**Work request**: Write out the data exactly from its first line onward, ending with the line in which "Question: What are" appears.

**Information supplied**:
•••••

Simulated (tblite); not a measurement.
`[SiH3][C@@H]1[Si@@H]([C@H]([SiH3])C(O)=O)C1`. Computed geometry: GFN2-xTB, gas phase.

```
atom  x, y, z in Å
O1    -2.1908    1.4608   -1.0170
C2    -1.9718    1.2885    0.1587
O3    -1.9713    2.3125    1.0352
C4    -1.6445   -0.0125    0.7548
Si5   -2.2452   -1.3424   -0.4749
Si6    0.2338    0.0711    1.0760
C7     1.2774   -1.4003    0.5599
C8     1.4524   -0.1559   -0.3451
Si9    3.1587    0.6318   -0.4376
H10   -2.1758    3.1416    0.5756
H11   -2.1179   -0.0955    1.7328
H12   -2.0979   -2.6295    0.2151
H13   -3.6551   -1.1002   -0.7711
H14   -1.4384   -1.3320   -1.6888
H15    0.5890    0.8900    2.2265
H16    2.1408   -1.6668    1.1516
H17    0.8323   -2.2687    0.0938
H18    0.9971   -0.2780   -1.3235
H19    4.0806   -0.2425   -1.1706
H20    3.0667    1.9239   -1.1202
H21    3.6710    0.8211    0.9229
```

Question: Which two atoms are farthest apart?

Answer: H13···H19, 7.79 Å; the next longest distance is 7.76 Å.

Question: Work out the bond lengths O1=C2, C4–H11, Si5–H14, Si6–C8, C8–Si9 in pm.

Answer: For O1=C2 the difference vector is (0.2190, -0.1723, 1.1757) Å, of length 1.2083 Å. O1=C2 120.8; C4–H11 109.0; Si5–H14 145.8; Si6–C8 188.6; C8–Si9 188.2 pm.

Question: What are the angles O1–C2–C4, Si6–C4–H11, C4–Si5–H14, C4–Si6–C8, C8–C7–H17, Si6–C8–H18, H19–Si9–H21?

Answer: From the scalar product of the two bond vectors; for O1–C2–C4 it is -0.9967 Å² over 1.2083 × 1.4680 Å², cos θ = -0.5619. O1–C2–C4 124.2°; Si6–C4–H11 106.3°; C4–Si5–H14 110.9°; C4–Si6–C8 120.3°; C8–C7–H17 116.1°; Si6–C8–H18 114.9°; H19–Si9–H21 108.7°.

•••••

**Problem solution**:
Simulated (tblite); not a measurement.
`[SiH3][C@@H]1[Si@@H]([C@H]([SiH3])C(O)=O)C1`. Computed geometry: GFN2-xTB, gas phase.

```
atom  x, y, z in Å
O1    -2.1908    1.4608   -1.0170
C2    -1.9718    1.2885    0.1587
O3    -1.9713    2.3125    1.0352
C4    -1.6445   -0.0125    0.7548
Si5   -2.2452   -1.3424   -0.4749
Si6    0.2338    0.0711    1.0760
C7     1.2774   -1.4003    0.5599
C8     1.4524   -0.1559   -0.3451
Si9    3.1587    0.6318   -0.4376
H10   -2.1758    3.1416    0.5756
H11   -2.1179   -0.0955    1.7328
H12   -2.0979   -2.6295    0.2151
H13   -3.6551   -1.1002   -0.7711
H14   -1.4384   -1.3320   -1.6888
H15    0.5890    0.8900    2.2265
H16    2.1408   -1.6668    1.1516
H17    0.8323   -2.2687    0.0938
H18    0.9971   -0.2780   -1.3235
H19    4.0806   -0.2425   -1.1706
H20    3.0667    1.9239   -1.1202
H21    3.6710    0.8211    0.9229
```

Question: Which two atoms are farthest apart?

Answer: H13···H19, 7.79 Å; the next longest distance is 7.76 Å.

Question: Work out the bond lengths O1=C2, C4–H11, Si5–H14, Si6–C8, C8–Si9 in pm.

Answer: For O1=C2 the difference vector is (0.2190, -0.1723, 1.1757) Å, of length 1.2083 Å. O1=C2 120.8; C4–H11 109.0; Si5–H14 145.8; Si6–C8 188.6; C8–Si9 188.2 pm.

Question: What are the angles O1–C2–C4, Si6–C4–H11, C4–Si5–H14, C4–Si6–C8, C8–C7–H17, Si6–C8–H18, H19–Si9–H21?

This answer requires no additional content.